Data to examine:
################

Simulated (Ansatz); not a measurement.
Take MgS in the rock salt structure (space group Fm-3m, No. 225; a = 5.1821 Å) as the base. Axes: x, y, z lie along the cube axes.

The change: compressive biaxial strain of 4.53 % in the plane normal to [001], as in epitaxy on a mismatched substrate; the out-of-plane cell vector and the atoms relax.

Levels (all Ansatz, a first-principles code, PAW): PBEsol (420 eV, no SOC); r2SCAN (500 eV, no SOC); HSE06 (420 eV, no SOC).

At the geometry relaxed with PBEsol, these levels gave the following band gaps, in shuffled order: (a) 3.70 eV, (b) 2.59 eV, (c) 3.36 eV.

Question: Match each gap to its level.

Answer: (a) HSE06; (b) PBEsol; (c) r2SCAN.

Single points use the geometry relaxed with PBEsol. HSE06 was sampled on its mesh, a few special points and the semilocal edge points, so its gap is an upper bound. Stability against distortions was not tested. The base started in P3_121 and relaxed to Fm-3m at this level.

################

Assignment: Please return only the lines above, starting at the line that has "Question: Match each gap to its level." and ending at the line that has "Answer: (a) HSE06; (b) PBEsol; (c) r2SCAN.", keeping both and leaving each one unchanged.

Written answer:
Question: Match each gap to its level.

Answer: (a) HSE06; (b) PBEsol; (c) r2SCAN.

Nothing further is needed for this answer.